__WORK INSTRUCTION__: Only the lines from the start of the entries through the line with "at -0.96 eV)" are wanted; please output them exactly.

__ENTRIES SUPPLIED__:
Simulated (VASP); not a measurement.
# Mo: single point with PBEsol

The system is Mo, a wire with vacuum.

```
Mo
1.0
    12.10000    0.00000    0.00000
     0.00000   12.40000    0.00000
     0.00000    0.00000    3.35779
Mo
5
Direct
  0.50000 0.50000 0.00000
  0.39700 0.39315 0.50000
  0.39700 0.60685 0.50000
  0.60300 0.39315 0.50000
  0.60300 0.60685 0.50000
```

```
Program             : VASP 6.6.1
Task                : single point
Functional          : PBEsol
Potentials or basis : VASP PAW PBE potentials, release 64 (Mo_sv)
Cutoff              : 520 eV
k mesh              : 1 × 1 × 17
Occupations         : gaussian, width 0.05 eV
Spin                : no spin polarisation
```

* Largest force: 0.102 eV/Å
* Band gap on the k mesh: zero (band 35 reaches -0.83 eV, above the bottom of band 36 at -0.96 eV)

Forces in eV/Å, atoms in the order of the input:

__TASK SOLUTION__:
Simulated (VASP); not a measurement.
# Mo: single point with PBEsol

The system is Mo, a wire with vacuum.

```
Mo
1.0
    12.10000    0.00000    0.00000
     0.00000   12.40000    0.00000
     0.00000    0.00000    3.35779
Mo
5
Direct
  0.50000 0.50000 0.00000
  0.39700 0.39315 0.50000
  0.39700 0.60685 0.50000
  0.60300 0.39315 0.50000
  0.60300 0.60685 0.50000
```

```
Program             : VASP 6.6.1
Task                : single point
Functional          : PBEsol
Potentials or basis : VASP PAW PBE potentials, release 64 (Mo_sv)
Cutoff              : 520 eV
k mesh              : 1 × 1 × 17
Occupations         : gaussian, width 0.05 eV
Spin                : no spin polarisation
```

* Largest force: 0.102 eV/Å
* Band gap on the k mesh: zero (band 35 reaches -0.83 eV, above the bottom of band 36 at -0.96 eV)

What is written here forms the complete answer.